(ACTION ITEM)
Set down every entry once more, character for character.

(DATA UNDER STUDY)
········

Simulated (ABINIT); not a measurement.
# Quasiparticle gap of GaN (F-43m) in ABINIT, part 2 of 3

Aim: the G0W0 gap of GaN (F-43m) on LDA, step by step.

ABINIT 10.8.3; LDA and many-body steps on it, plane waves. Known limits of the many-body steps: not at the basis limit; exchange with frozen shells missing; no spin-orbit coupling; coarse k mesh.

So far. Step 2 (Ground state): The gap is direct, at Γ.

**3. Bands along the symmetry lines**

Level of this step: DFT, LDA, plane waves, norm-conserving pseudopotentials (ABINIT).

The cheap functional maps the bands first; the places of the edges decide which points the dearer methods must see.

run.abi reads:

········

(ANSWER BOX)
Simulated (ABINIT); not a measurement.
# Quasiparticle gap of GaN (F-43m) in ABINIT, part 2 of 3

Aim: the G0W0 gap of GaN (F-43m) on LDA, step by step.

ABINIT 10.8.3; LDA and many-body steps on it, plane waves. Known limits of the many-body steps: not at the basis limit; exchange with frozen shells missing; no spin-orbit coupling; coarse k mesh.

So far. Step 2 (Ground state): The gap is direct, at Γ.

**3. Bands along the symmetry lines**

Level of this step: DFT, LDA, plane waves, norm-conserving pseudopotentials (ABINIT).

The cheap functional maps the bands first; the places of the edges decide which points the dearer methods must see.

run.abi reads:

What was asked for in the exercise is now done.